Starting at the top of the entries, restate word for word each line up to and including the one with "System: interstitial H".

——

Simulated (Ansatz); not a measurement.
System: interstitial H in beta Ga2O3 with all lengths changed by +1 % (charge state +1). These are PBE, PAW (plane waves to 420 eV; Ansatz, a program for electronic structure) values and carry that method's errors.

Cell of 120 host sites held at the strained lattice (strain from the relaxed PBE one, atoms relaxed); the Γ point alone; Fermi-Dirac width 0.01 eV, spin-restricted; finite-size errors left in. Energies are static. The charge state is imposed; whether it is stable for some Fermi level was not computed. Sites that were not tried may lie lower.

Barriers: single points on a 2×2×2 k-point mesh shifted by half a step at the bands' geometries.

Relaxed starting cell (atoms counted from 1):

——

(Response area):
Simulated (Ansatz); not a measurement.
System: interstitial H in beta Ga2O3 with all lengths changed by +1 % (charge state +1). These are PBE, PAW (plane waves to 420 eV; Ansatz, a program for electronic structure) values and carry that method's errors.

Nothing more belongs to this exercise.